> _Work task_: Repeat all of the records verbatim.

◆ ◆ ◆

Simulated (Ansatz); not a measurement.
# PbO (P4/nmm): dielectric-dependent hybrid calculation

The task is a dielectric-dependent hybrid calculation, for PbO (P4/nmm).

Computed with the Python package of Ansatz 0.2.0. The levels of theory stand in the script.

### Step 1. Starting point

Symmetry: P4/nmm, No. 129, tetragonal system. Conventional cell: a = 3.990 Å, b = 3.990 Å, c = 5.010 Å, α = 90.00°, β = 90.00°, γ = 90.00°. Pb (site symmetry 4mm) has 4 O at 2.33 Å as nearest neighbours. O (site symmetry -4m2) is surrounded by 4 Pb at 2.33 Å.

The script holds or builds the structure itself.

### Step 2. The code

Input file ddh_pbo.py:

◆ ◆ ◆

> _Exercise output_:
Simulated (Ansatz); not a measurement.
# PbO (P4/nmm): dielectric-dependent hybrid calculation

The task is a dielectric-dependent hybrid calculation, for PbO (P4/nmm).

Computed with the Python package of Ansatz 0.2.0. The levels of theory stand in the script.

### Step 1. Starting point

Symmetry: P4/nmm, No. 129, tetragonal system. Conventional cell: a = 3.990 Å, b = 3.990 Å, c = 5.010 Å, α = 90.00°, β = 90.00°, γ = 90.00°. Pb (site symmetry 4mm) has 4 O at 2.33 Å as nearest neighbours. O (site symmetry -4m2) is surrounded by 4 Pb at 2.33 Å.

The script holds or builds the structure itself.

### Step 2. The code

Input file ddh_pbo.py:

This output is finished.